▸ DATA EXCERPTS:
== Segment start ==

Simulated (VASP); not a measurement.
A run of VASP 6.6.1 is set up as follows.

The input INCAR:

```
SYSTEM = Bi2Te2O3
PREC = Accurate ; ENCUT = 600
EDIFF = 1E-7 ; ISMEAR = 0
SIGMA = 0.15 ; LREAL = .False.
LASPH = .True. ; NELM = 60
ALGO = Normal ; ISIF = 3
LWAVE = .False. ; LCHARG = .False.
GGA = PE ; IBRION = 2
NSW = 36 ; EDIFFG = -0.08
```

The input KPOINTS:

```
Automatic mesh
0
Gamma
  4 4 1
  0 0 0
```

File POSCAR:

== Segment end ==

▸ BRIEF: Every single record is to be set down again, unaltered.

▸ SOLUTION:
Simulated (VASP); not a measurement.
A run of VASP 6.6.1 is set up as follows.

The input INCAR:

```
SYSTEM = Bi2Te2O3
PREC = Accurate ; ENCUT = 600
EDIFF = 1E-7 ; ISMEAR = 0
SIGMA = 0.15 ; LREAL = .False.
LASPH = .True. ; NELM = 60
ALGO = Normal ; ISIF = 3
LWAVE = .False. ; LCHARG = .False.
GGA = PE ; IBRION = 2
NSW = 36 ; EDIFFG = -0.08
```

The input KPOINTS:

```
Automatic mesh
0
Gamma
  4 4 1
  0 0 0
```

File POSCAR:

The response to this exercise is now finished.